[Start of section]
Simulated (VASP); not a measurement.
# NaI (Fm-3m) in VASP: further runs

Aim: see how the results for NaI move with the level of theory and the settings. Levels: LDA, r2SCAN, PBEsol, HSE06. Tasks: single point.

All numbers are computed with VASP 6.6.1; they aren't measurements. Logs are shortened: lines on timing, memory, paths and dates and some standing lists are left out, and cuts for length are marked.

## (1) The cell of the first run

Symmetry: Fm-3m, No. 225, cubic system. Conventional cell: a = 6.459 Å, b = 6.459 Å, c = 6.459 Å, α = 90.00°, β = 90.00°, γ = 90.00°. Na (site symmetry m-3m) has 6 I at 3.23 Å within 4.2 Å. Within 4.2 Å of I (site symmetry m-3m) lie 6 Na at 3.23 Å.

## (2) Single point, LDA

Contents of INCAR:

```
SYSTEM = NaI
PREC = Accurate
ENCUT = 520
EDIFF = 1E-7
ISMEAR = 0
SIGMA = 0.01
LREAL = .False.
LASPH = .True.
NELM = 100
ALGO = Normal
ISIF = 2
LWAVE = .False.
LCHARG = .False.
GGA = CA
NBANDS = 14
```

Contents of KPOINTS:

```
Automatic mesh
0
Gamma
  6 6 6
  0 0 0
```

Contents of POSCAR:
[End of section]

## Work item
Output the full listing again with nothing altered.

## Response area
Simulated (VASP); not a measurement.
# NaI (Fm-3m) in VASP: further runs

Aim: see how the results for NaI move with the level of theory and the settings. Levels: LDA, r2SCAN, PBEsol, HSE06. Tasks: single point.

All numbers are computed with VASP 6.6.1; they aren't measurements. Logs are shortened: lines on timing, memory, paths and dates and some standing lists are left out, and cuts for length are marked.

## (1) The cell of the first run

Symmetry: Fm-3m, No. 225, cubic system. Conventional cell: a = 6.459 Å, b = 6.459 Å, c = 6.459 Å, α = 90.00°, β = 90.00°, γ = 90.00°. Na (site symmetry m-3m) has 6 I at 3.23 Å within 4.2 Å. Within 4.2 Å of I (site symmetry m-3m) lie 6 Na at 3.23 Å.

## (2) Single point, LDA

Contents of INCAR:

```
SYSTEM = NaI
PREC = Accurate
ENCUT = 520
EDIFF = 1E-7
ISMEAR = 0
SIGMA = 0.01
LREAL = .False.
LASPH = .True.
NELM = 100
ALGO = Normal
ISIF = 2
LWAVE = .False.
LCHARG = .False.
GGA = CA
NBANDS = 14
```

Contents of KPOINTS:

```
Automatic mesh
0
Gamma
  6 6 6
  0 0 0
```

Contents of POSCAR:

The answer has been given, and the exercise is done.